Task item:
Copy the first line of the material below and every later line through the line containing "Interaction energies are", without any other output.

Dataset entries:
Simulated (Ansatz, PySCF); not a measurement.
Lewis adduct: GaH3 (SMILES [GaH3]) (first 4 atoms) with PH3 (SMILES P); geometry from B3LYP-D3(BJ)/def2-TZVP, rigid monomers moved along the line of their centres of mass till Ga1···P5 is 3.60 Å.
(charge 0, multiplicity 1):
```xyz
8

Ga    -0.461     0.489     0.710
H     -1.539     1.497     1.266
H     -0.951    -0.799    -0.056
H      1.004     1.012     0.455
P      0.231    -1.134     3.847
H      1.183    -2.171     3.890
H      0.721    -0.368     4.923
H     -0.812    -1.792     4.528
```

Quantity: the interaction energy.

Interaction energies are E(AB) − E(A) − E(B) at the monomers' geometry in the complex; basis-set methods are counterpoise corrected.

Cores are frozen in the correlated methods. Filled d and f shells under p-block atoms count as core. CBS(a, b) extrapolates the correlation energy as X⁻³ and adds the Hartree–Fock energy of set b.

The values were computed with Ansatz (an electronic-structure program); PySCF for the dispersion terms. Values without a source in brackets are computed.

Written response:
Simulated (Ansatz, PySCF); not a measurement.
Lewis adduct: GaH3 (SMILES [GaH3]) (first 4 atoms) with PH3 (SMILES P); geometry from B3LYP-D3(BJ)/def2-TZVP, rigid monomers moved along the line of their centres of mass till Ga1···P5 is 3.60 Å.
(charge 0, multiplicity 1):
```xyz
8

Ga    -0.461     0.489     0.710
H     -1.539     1.497     1.266
H     -0.951    -0.799    -0.056
H      1.004     1.012     0.455
P      0.231    -1.134     3.847
H      1.183    -2.171     3.890
H      0.721    -0.368     4.923
H     -0.812    -1.792     4.528
```

Quantity: the interaction energy.

Interaction energies are E(AB) − E(A) − E(B) at the monomers' geometry in the complex; basis-set methods are counterpoise corrected.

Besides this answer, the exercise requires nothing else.